ASSIGNMENT
The response should consist of the records that follow, printed exactly.

-*-*-

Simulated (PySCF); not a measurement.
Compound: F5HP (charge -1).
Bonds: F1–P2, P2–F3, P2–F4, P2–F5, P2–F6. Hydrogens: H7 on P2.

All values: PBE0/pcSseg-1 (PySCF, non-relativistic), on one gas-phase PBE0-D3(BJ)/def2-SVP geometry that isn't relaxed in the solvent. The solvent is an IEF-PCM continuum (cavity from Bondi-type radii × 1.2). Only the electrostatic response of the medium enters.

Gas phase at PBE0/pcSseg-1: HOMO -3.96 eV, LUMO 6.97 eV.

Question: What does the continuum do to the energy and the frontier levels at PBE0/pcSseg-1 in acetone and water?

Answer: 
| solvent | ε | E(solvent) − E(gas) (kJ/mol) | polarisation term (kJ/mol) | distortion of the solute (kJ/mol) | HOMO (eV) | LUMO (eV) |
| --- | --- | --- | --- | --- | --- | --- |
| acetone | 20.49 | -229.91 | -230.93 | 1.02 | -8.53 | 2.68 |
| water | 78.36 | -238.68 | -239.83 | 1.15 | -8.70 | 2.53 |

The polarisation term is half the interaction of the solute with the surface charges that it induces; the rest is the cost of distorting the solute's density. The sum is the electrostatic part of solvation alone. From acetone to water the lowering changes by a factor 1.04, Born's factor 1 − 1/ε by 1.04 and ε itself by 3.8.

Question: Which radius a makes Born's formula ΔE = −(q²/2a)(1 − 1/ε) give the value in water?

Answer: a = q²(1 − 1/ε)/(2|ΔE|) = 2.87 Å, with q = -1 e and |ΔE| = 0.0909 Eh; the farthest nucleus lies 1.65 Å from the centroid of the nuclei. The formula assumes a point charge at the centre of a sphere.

-*-*-

ANSWER AREA
Simulated (PySCF); not a measurement.
Compound: F5HP (charge -1).
Bonds: F1–P2, P2–F3, P2–F4, P2–F5, P2–F6. Hydrogens: H7 on P2.

All values: PBE0/pcSseg-1 (PySCF, non-relativistic), on one gas-phase PBE0-D3(BJ)/def2-SVP geometry that isn't relaxed in the solvent. The solvent is an IEF-PCM continuum (cavity from Bondi-type radii × 1.2). Only the electrostatic response of the medium enters.

Gas phase at PBE0/pcSseg-1: HOMO -3.96 eV, LUMO 6.97 eV.

Question: What does the continuum do to the energy and the frontier levels at PBE0/pcSseg-1 in acetone and water?

Answer: 
| solvent | ε | E(solvent) − E(gas) (kJ/mol) | polarisation term (kJ/mol) | distortion of the solute (kJ/mol) | HOMO (eV) | LUMO (eV) |
| --- | --- | --- | --- | --- | --- | --- |
| acetone | 20.49 | -229.91 | -230.93 | 1.02 | -8.53 | 2.68 |
| water | 78.36 | -238.68 | -239.83 | 1.15 | -8.70 | 2.53 |

The polarisation term is half the interaction of the solute with the surface charges that it induces; the rest is the cost of distorting the solute's density. The sum is the electrostatic part of solvation alone. From acetone to water the lowering changes by a factor 1.04, Born's factor 1 − 1/ε by 1.04 and ε itself by 3.8.

Question: Which radius a makes Born's formula ΔE = −(q²/2a)(1 − 1/ε) give the value in water?

Answer: a = q²(1 − 1/ε)/(2|ΔE|) = 2.87 Å, with q = -1 e and |ΔE| = 0.0909 Eh; the farthest nucleus lies 1.65 Å from the centroid of the nuclei. The formula assumes a point charge at the centre of a sphere.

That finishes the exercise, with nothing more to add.